For each record below, write an exact copy.

EXCERPTED DATA START

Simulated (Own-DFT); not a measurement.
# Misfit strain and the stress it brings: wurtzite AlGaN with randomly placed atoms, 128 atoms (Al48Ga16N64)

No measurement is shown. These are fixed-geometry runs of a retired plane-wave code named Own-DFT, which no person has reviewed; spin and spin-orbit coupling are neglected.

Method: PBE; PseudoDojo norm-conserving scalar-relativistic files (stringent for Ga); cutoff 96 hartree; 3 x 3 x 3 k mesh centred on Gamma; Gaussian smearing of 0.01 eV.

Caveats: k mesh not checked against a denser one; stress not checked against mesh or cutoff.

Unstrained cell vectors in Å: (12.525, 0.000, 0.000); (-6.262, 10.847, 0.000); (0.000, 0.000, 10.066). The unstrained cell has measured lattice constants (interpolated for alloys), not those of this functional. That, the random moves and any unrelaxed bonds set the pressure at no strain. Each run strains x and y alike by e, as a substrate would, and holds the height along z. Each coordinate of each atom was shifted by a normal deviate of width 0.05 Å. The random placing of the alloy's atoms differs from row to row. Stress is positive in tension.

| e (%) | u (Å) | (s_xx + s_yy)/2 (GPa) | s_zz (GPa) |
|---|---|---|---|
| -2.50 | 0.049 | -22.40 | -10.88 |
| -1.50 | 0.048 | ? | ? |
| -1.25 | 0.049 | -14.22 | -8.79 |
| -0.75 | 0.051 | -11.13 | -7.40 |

EXCERPTED DATA END

- ANSWER BOX -
Simulated (Own-DFT); not a measurement.
# Misfit strain and the stress it brings: wurtzite AlGaN with randomly placed atoms, 128 atoms (Al48Ga16N64)

No measurement is shown. These are fixed-geometry runs of a retired plane-wave code named Own-DFT, which no person has reviewed; spin and spin-orbit coupling are neglected.

Method: PBE; PseudoDojo norm-conserving scalar-relativistic files (stringent for Ga); cutoff 96 hartree; 3 x 3 x 3 k mesh centred on Gamma; Gaussian smearing of 0.01 eV.

Caveats: k mesh not checked against a denser one; stress not checked against mesh or cutoff.

Unstrained cell vectors in Å: (12.525, 0.000, 0.000); (-6.262, 10.847, 0.000); (0.000, 0.000, 10.066). The unstrained cell has measured lattice constants (interpolated for alloys), not those of this functional. That, the random moves and any unrelaxed bonds set the pressure at no strain. Each run strains x and y alike by e, as a substrate would, and holds the height along z. Each coordinate of each atom was shifted by a normal deviate of width 0.05 Å. The random placing of the alloy's atoms differs from row to row. Stress is positive in tension.

| e (%) | u (Å) | (s_xx + s_yy)/2 (GPa) | s_zz (GPa) |
|---|---|---|---|
| -2.50 | 0.049 | -22.40 | -10.88 |
| -1.50 | 0.048 | ? | ? |
| -1.25 | 0.049 | -14.22 | -8.79 |
| -0.75 | 0.051 | -11.13 | -7.40 |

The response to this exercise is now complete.